The records appear below. Copy each one exactly.

▶ _Dataset excerpts_:

────────────────────

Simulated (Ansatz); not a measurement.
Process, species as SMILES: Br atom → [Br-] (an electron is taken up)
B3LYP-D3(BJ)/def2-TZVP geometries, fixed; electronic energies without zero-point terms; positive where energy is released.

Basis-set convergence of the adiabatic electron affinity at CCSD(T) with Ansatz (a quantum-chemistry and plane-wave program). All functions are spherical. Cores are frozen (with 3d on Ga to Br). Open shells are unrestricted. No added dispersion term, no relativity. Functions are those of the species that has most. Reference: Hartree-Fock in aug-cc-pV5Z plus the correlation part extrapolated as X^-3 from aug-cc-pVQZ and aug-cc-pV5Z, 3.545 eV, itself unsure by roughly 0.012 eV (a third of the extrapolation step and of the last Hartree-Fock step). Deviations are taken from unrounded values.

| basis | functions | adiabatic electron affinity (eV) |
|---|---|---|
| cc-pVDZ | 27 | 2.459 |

────────────────────

▶ _Answer section_:
Simulated (Ansatz); not a measurement.
Process, species as SMILES: Br atom → [Br-] (an electron is taken up)
B3LYP-D3(BJ)/def2-TZVP geometries, fixed; electronic energies without zero-point terms; positive where energy is released.

Basis-set convergence of the adiabatic electron affinity at CCSD(T) with Ansatz (a quantum-chemistry and plane-wave program). All functions are spherical. Cores are frozen (with 3d on Ga to Br). Open shells are unrestricted. No added dispersion term, no relativity. Functions are those of the species that has most. Reference: Hartree-Fock in aug-cc-pV5Z plus the correlation part extrapolated as X^-3 from aug-cc-pVQZ and aug-cc-pV5Z, 3.545 eV, itself unsure by roughly 0.012 eV (a third of the extrapolation step and of the last Hartree-Fock step). Deviations are taken from unrounded values.

| basis | functions | adiabatic electron affinity (eV) |
|---|---|---|
| cc-pVDZ | 27 | 2.459 |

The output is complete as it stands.